Dataset records.
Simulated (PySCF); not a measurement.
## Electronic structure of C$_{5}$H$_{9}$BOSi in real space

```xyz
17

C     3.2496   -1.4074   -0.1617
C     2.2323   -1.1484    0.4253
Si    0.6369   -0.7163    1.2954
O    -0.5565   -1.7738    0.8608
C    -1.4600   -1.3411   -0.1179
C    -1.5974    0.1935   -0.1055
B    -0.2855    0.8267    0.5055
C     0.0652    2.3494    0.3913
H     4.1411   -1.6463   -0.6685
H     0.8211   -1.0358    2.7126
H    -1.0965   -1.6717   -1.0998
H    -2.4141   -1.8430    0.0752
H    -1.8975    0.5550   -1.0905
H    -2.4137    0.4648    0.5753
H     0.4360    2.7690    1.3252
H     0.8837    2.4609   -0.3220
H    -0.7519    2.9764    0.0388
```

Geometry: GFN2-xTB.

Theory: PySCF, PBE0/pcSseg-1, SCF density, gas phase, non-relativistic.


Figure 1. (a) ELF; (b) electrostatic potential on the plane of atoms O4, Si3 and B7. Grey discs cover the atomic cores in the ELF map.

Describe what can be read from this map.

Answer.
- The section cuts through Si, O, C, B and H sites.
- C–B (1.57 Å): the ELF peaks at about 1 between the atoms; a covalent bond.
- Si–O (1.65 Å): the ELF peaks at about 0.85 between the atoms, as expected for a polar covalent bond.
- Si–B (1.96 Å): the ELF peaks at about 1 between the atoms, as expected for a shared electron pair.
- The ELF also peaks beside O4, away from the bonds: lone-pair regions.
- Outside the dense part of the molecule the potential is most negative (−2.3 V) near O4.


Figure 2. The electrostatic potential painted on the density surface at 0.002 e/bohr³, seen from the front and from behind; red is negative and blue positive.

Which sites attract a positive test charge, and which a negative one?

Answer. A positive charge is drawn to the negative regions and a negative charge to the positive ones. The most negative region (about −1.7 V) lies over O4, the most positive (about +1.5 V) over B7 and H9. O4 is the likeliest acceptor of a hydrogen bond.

Assigned task. Nothing but the lines above from the one containing "- The section" through the one containing "- Outside the" should appear in the answer, each repeated exactly.

Task solution.
- The section cuts through Si, O, C, B and H sites.
- C–B (1.57 Å): the ELF peaks at about 1 between the atoms; a covalent bond.
- Si–O (1.65 Å): the ELF peaks at about 0.85 between the atoms, as expected for a polar covalent bond.
- Si–B (1.96 Å): the ELF peaks at about 1 between the atoms, as expected for a shared electron pair.
- The ELF also peaks beside O4, away from the bonds: lone-pair regions.
- Outside the dense part of the molecule the potential is most negative (−2.3 V) near O4.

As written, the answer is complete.